----------------

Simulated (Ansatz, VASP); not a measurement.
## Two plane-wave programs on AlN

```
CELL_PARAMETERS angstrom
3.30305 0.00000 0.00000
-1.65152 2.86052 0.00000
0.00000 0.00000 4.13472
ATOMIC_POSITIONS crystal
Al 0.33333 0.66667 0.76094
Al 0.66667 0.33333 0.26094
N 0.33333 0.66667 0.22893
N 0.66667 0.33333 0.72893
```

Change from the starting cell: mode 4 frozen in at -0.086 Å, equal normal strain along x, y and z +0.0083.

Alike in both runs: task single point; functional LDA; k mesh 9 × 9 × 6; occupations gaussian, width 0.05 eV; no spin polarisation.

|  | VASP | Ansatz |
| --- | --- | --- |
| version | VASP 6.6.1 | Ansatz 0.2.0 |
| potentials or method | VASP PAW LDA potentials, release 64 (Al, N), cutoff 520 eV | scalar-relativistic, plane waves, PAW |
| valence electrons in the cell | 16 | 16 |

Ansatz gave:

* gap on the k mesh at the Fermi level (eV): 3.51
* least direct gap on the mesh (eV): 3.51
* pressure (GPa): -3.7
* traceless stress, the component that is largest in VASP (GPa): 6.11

----------------

### EXERCISE
Reproduce each entry exactly, leaving out nothing.

### ANSWER SPACE
Simulated (Ansatz, VASP); not a measurement.
## Two plane-wave programs on AlN

```
CELL_PARAMETERS angstrom
3.30305 0.00000 0.00000
-1.65152 2.86052 0.00000
0.00000 0.00000 4.13472
ATOMIC_POSITIONS crystal
Al 0.33333 0.66667 0.76094
Al 0.66667 0.33333 0.26094
N 0.33333 0.66667 0.22893
N 0.66667 0.33333 0.72893
```

Change from the starting cell: mode 4 frozen in at -0.086 Å, equal normal strain along x, y and z +0.0083.

Alike in both runs: task single point; functional LDA; k mesh 9 × 9 × 6; occupations gaussian, width 0.05 eV; no spin polarisation.

|  | VASP | Ansatz |
| --- | --- | --- |
| version | VASP 6.6.1 | Ansatz 0.2.0 |
| potentials or method | VASP PAW LDA potentials, release 64 (Al, N), cutoff 520 eV | scalar-relativistic, plane waves, PAW |
| valence electrons in the cell | 16 | 16 |

Ansatz gave:

* gap on the k mesh at the Fermi level (eV): 3.51
* least direct gap on the mesh (eV): 3.51
* pressure (GPa): -3.7
* traceless stress, the component that is largest in VASP (GPa): 6.11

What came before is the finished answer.